→ **Supplied information**
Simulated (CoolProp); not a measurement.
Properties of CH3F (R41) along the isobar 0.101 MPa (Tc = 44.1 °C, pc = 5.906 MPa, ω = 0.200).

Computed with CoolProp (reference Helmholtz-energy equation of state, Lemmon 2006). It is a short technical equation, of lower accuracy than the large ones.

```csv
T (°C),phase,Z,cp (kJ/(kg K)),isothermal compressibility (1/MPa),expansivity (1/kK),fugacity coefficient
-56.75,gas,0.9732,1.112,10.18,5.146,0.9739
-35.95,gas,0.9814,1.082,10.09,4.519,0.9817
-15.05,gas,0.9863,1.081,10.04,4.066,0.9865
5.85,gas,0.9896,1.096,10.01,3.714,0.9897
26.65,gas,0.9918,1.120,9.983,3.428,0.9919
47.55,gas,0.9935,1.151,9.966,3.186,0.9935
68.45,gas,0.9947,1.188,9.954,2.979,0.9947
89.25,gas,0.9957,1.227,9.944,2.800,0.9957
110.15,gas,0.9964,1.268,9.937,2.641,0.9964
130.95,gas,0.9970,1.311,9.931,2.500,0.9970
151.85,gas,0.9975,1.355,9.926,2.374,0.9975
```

→ **Work request**
Only the lines above from the one with "Properties of CH3F" up to and including the one with "Computed with CoolProp" should be repeated, exactly as written.

→ **Written response**
Properties of CH3F (R41) along the isobar 0.101 MPa (Tc = 44.1 °C, pc = 5.906 MPa, ω = 0.200).

Computed with CoolProp (reference Helmholtz-energy equation of state, Lemmon 2006). It is a short technical equation, of lower accuracy than the large ones.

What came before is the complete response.